** INFORMATION PROVIDED follows **
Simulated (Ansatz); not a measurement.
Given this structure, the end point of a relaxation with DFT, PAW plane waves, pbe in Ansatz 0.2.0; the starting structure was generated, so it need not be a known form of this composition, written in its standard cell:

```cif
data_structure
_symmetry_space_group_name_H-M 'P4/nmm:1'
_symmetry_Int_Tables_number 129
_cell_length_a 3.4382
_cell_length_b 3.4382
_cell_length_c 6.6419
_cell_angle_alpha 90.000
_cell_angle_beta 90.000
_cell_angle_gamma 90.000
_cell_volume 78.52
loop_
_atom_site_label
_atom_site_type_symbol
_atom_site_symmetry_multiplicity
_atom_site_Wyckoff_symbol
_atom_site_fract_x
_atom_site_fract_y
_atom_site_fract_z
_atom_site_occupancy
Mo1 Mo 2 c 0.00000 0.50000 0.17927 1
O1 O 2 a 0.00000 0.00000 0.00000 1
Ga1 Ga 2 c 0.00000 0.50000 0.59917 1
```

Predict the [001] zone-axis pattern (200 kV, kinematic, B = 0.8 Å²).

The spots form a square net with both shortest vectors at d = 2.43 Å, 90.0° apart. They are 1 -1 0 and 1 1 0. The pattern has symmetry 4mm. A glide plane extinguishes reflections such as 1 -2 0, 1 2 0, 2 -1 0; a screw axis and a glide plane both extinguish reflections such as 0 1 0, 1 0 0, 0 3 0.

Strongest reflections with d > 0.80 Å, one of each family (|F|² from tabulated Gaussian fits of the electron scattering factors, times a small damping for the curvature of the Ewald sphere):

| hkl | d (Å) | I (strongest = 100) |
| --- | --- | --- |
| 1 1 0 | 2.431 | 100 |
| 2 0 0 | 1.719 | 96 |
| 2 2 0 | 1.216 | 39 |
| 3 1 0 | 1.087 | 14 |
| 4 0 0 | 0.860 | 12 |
** End of INFORMATION PROVIDED **

Word for word, restate the lines of the data above that fall between the line holding "Strongest reflections with" and the line holding "1.087 | 14 |", inclusive, and no other lines.

**TASK OUTPUT**
Strongest reflections with d > 0.80 Å, one of each family (|F|² from tabulated Gaussian fits of the electron scattering factors, times a small damping for the curvature of the Ewald sphere):

| hkl | d (Å) | I (strongest = 100) |
| --- | --- | --- |
| 1 1 0 | 2.431 | 100 |
| 2 0 0 | 1.719 | 96 |
| 2 2 0 | 1.216 | 39 |
| 3 1 0 | 1.087 | 14 |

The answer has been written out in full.